● **Work item**:
In the records that follow, find the line with "Unstrained: PBE gives"; from there, retype every line exactly through the line with "r2SCAN (meV/atom) |", which also belongs to the answer.

● **The data**:
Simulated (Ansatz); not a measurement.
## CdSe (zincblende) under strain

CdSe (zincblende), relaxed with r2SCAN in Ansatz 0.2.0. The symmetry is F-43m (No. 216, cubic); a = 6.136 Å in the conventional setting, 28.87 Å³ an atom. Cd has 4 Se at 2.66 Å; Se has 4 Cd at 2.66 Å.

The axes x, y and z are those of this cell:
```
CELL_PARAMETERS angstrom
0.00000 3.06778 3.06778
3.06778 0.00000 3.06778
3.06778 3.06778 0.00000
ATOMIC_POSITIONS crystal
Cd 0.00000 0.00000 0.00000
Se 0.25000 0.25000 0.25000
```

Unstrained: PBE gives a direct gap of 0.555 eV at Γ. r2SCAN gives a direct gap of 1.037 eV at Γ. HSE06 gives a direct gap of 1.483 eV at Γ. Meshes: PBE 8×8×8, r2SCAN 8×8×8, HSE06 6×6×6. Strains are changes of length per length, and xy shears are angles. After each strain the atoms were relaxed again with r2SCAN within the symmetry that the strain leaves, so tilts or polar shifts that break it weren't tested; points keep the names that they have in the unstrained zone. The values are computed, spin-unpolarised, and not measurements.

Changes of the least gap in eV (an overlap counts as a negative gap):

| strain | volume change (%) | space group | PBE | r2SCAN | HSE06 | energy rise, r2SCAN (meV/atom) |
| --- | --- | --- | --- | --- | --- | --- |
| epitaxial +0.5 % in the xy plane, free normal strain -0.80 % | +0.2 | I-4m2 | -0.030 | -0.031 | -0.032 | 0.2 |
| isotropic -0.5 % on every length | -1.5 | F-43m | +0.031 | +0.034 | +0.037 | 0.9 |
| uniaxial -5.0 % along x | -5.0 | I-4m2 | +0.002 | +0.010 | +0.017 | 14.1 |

● **Expected answer**:
Unstrained: PBE gives a direct gap of 0.555 eV at Γ. r2SCAN gives a direct gap of 1.037 eV at Γ. HSE06 gives a direct gap of 1.483 eV at Γ. Meshes: PBE 8×8×8, r2SCAN 8×8×8, HSE06 6×6×6. Strains are changes of length per length, and xy shears are angles. After each strain the atoms were relaxed again with r2SCAN within the symmetry that the strain leaves, so tilts or polar shifts that break it weren't tested; points keep the names that they have in the unstrained zone. The values are computed, spin-unpolarised, and not measurements.

Changes of the least gap in eV (an overlap counts as a negative gap):

| strain | volume change (%) | space group | PBE | r2SCAN | HSE06 | energy rise, r2SCAN (meV/atom) |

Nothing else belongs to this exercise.